◆ **WORK INSTRUCTION**
Retype all of the data without changing a single word.

--- RECORDS SHOWN Enclosed Below ---

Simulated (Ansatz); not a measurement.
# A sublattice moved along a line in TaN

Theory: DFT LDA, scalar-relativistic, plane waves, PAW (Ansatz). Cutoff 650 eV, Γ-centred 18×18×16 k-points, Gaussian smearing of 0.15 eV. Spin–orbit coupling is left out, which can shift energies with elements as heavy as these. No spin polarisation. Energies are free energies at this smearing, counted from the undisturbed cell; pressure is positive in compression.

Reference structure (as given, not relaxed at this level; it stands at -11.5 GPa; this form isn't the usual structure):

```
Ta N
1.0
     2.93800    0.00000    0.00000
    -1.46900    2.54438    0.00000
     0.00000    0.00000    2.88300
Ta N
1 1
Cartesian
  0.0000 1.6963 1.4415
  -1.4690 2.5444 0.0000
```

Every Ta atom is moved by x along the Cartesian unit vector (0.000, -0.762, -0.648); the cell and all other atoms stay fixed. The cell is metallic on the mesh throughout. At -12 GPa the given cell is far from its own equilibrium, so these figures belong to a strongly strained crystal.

--- End of Enclosed RECORDS SHOWN ---

◆ **EXERCISE RESULT**
Simulated (Ansatz); not a measurement.
# A sublattice moved along a line in TaN

Theory: DFT LDA, scalar-relativistic, plane waves, PAW (Ansatz). Cutoff 650 eV, Γ-centred 18×18×16 k-points, Gaussian smearing of 0.15 eV. Spin–orbit coupling is left out, which can shift energies with elements as heavy as these. No spin polarisation. Energies are free energies at this smearing, counted from the undisturbed cell; pressure is positive in compression.

Reference structure (as given, not relaxed at this level; it stands at -11.5 GPa; this form isn't the usual structure):

```
Ta N
1.0
     2.93800    0.00000    0.00000
    -1.46900    2.54438    0.00000
     0.00000    0.00000    2.88300
Ta N
1 1
Cartesian
  0.0000 1.6963 1.4415
  -1.4690 2.5444 0.0000
```

Every Ta atom is moved by x along the Cartesian unit vector (0.000, -0.762, -0.648); the cell and all other atoms stay fixed. The cell is metallic on the mesh throughout. At -12 GPa the given cell is far from its own equilibrium, so these figures belong to a strongly strained crystal.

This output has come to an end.